• ACTIVITY:
The expected output is the first line of the data below and every line after it, up to and including the line containing "What changed between the two?", each reproduced exactly.

##############################

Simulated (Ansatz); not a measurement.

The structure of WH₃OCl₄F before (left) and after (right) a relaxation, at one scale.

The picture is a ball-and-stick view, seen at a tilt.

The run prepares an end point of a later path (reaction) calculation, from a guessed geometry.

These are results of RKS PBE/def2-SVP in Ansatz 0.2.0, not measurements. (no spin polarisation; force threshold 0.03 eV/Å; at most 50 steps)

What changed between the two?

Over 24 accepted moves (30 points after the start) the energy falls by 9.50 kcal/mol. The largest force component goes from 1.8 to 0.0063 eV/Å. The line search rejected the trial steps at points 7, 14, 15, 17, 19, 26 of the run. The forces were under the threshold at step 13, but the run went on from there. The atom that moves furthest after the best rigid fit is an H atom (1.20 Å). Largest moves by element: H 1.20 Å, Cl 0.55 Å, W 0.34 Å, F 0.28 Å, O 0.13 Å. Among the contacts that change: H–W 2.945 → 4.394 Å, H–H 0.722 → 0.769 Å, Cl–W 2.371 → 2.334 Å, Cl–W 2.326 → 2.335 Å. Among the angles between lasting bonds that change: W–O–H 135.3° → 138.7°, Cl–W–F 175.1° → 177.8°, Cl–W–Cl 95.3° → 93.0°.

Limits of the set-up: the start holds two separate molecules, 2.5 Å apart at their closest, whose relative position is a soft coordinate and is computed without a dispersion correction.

##############################

• EXERCISE RESPONSE:
Simulated (Ansatz); not a measurement.

The structure of WH₃OCl₄F before (left) and after (right) a relaxation, at one scale.

The picture is a ball-and-stick view, seen at a tilt.

The run prepares an end point of a later path (reaction) calculation, from a guessed geometry.

These are results of RKS PBE/def2-SVP in Ansatz 0.2.0, not measurements. (no spin polarisation; force threshold 0.03 eV/Å; at most 50 steps)

What changed between the two?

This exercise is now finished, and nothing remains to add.